=== Section Start ===

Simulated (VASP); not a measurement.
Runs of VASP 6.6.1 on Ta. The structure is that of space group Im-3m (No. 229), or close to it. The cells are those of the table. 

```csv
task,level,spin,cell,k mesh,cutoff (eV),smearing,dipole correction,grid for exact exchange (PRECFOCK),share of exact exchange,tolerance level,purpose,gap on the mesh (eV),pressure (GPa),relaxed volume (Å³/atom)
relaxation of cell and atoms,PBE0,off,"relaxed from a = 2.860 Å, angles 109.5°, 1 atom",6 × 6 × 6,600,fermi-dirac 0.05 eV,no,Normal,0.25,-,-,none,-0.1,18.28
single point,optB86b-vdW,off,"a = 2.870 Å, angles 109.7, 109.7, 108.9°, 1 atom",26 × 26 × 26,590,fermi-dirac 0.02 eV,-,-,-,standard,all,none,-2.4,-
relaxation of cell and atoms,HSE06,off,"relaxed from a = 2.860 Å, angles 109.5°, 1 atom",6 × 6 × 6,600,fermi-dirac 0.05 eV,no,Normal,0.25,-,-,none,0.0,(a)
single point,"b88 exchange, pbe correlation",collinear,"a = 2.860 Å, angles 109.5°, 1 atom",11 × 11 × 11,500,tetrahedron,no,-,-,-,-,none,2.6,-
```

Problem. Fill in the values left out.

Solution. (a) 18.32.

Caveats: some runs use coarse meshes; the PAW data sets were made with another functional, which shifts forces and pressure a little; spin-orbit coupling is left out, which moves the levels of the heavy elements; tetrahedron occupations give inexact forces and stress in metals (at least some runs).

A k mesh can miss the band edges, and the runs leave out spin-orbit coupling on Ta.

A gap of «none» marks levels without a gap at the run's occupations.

=== Section End ===

WORK ORDER:
Give back exactly the lines above, from the line containing "Problem. Fill in the values left out." through the line containing "A k mesh can", with both end lines and nothing more.

EXERCISE ANSWER:
Problem. Fill in the values left out.

Solution. (a) 18.32.

Caveats: some runs use coarse meshes; the PAW data sets were made with another functional, which shifts forces and pressure a little; spin-orbit coupling is left out, which moves the levels of the heavy elements; tetrahedron occupations give inexact forces and stress in metals (at least some runs).

A k mesh can miss the band edges, and the runs leave out spin-orbit coupling on Ta.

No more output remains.